::::::::

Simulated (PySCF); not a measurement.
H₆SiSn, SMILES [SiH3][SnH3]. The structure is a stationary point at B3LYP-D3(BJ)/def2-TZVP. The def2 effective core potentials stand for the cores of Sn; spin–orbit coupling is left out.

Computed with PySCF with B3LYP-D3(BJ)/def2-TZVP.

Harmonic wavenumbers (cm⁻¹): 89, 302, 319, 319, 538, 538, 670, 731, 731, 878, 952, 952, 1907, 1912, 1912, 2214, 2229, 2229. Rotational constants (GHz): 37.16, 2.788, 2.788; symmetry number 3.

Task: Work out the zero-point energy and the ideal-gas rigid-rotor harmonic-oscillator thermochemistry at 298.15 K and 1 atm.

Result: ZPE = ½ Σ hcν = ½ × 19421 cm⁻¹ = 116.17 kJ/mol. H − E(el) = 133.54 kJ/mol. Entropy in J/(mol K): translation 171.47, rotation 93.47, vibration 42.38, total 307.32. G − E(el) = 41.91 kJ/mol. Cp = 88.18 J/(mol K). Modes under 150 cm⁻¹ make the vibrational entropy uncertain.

::::::::

> _Work order_
Transcribe the material exactly, stopping after the "Computed with PySCF" line.

> _Answer space_
Simulated (PySCF); not a measurement.
H₆SiSn, SMILES [SiH3][SnH3]. The structure is a stationary point at B3LYP-D3(BJ)/def2-TZVP. The def2 effective core potentials stand for the cores of Sn; spin–orbit coupling is left out.

Computed with PySCF with B3LYP-D3(BJ)/def2-TZVP.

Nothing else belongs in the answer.